-- Opening Marker --

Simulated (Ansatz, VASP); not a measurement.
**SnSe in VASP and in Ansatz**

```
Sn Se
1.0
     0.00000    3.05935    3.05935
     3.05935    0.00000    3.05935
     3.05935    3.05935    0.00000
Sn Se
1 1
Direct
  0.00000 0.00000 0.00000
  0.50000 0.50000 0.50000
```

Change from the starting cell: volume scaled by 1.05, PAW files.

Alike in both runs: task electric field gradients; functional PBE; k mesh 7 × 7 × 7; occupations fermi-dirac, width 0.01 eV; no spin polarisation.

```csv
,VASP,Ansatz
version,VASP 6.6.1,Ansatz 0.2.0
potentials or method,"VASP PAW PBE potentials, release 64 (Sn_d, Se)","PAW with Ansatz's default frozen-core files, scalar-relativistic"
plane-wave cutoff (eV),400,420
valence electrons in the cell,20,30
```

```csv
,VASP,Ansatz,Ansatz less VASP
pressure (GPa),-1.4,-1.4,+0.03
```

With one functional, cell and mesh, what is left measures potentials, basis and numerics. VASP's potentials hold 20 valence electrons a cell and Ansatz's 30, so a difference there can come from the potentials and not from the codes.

-- Closing Marker --

▶ **ASSIGNED TASK**
Restate verbatim all lines from the start of the data through the line containing "Change from the", with both ends kept.

▶ **RESPONSE AREA**
Simulated (Ansatz, VASP); not a measurement.
**SnSe in VASP and in Ansatz**

```
Sn Se
1.0
     0.00000    3.05935    3.05935
     3.05935    0.00000    3.05935
     3.05935    3.05935    0.00000
Sn Se
1 1
Direct
  0.00000 0.00000 0.00000
  0.50000 0.50000 0.50000
```

Change from the starting cell: volume scaled by 1.05, PAW files.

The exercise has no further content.